*** Begin section ***

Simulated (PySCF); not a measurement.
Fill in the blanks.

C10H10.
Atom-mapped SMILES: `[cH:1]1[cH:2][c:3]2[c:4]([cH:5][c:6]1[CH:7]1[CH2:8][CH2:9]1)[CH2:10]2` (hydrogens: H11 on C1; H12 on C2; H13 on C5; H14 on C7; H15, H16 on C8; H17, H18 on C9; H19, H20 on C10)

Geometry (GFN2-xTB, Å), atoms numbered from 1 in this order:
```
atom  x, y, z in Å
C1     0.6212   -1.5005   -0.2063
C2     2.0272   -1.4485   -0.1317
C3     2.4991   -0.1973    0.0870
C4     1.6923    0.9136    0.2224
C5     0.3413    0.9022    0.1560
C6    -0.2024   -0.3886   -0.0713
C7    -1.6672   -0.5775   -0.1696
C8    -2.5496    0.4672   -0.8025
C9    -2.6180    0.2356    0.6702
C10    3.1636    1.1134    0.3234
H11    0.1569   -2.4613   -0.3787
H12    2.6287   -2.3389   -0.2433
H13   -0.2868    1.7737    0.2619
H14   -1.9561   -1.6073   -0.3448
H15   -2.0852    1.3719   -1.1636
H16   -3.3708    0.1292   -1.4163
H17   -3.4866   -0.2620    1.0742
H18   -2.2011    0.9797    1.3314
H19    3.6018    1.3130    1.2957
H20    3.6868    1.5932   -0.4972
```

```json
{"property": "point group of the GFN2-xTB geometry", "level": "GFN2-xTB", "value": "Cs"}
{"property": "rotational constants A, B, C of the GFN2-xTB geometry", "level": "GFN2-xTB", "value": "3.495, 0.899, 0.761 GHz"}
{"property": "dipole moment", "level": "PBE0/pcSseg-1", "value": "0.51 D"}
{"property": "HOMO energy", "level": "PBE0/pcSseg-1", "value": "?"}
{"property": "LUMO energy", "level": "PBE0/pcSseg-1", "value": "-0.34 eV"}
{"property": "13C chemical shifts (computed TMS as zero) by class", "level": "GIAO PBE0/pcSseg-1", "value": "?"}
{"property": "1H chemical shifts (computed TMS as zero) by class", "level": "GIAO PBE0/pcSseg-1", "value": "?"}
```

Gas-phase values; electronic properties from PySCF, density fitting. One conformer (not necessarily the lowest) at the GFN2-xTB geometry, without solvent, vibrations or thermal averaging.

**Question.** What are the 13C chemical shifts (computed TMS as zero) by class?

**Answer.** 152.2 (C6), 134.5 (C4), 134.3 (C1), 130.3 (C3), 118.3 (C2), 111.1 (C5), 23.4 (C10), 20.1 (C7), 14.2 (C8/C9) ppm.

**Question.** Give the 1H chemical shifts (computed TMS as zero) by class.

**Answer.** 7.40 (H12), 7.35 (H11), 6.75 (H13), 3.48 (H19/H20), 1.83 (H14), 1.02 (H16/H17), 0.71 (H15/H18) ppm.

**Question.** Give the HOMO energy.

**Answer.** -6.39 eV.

*** End section ***

ASSIGNMENT. Word for word, reproduce the listing above from its start up to and including the line that has "Gas-phase values; electronic". Give only those lines.

YOUR RESPONSE.
Simulated (PySCF); not a measurement.
Fill in the blanks.

C10H10.
Atom-mapped SMILES: `[cH:1]1[cH:2][c:3]2[c:4]([cH:5][c:6]1[CH:7]1[CH2:8][CH2:9]1)[CH2:10]2` (hydrogens: H11 on C1; H12 on C2; H13 on C5; H14 on C7; H15, H16 on C8; H17, H18 on C9; H19, H20 on C10)

Geometry (GFN2-xTB, Å), atoms numbered from 1 in this order:
```
atom  x, y, z in Å
C1     0.6212   -1.5005   -0.2063
C2     2.0272   -1.4485   -0.1317
C3     2.4991   -0.1973    0.0870
C4     1.6923    0.9136    0.2224
C5     0.3413    0.9022    0.1560
C6    -0.2024   -0.3886   -0.0713
C7    -1.6672   -0.5775   -0.1696
C8    -2.5496    0.4672   -0.8025
C9    -2.6180    0.2356    0.6702
C10    3.1636    1.1134    0.3234
H11    0.1569   -2.4613   -0.3787
H12    2.6287   -2.3389   -0.2433
H13   -0.2868    1.7737    0.2619
H14   -1.9561   -1.6073   -0.3448
H15   -2.0852    1.3719   -1.1636
H16   -3.3708    0.1292   -1.4163
H17   -3.4866   -0.2620    1.0742
H18   -2.2011    0.9797    1.3314
H19    3.6018    1.3130    1.2957
H20    3.6868    1.5932   -0.4972
```

```json
{"property": "point group of the GFN2-xTB geometry", "level": "GFN2-xTB", "value": "Cs"}
{"property": "rotational constants A, B, C of the GFN2-xTB geometry", "level": "GFN2-xTB", "value": "3.495, 0.899, 0.761 GHz"}
{"property": "dipole moment", "level": "PBE0/pcSseg-1", "value": "0.51 D"}
{"property": "HOMO energy", "level": "PBE0/pcSseg-1", "value": "?"}
{"property": "LUMO energy", "level": "PBE0/pcSseg-1", "value": "-0.34 eV"}
{"property": "13C chemical shifts (computed TMS as zero) by class", "level": "GIAO PBE0/pcSseg-1", "value": "?"}
{"property": "1H chemical shifts (computed TMS as zero) by class", "level": "GIAO PBE0/pcSseg-1", "value": "?"}
```

Gas-phase values; electronic properties from PySCF, density fitting. One conformer (not necessarily the lowest) at the GFN2-xTB geometry, without solvent, vibrations or thermal averaging.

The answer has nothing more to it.